Work order: The result must match the data exactly, line for line.

--------------------------------------------------

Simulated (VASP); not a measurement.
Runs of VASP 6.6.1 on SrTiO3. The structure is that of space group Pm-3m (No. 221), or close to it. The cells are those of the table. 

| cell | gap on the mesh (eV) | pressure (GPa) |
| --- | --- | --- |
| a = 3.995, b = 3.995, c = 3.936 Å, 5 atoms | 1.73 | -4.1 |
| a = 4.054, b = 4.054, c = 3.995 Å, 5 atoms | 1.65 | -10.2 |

--------------------------------------------------

Your solution:
Simulated (VASP); not a measurement.
Runs of VASP 6.6.1 on SrTiO3. The structure is that of space group Pm-3m (No. 221), or close to it. The cells are those of the table. 

| cell | gap on the mesh (eV) | pressure (GPa) |
| --- | --- | --- |
| a = 3.995, b = 3.995, c = 3.936 Å, 5 atoms | 1.73 | -4.1 |
| a = 4.054, b = 4.054, c = 3.995 Å, 5 atoms | 1.65 | -10.2 |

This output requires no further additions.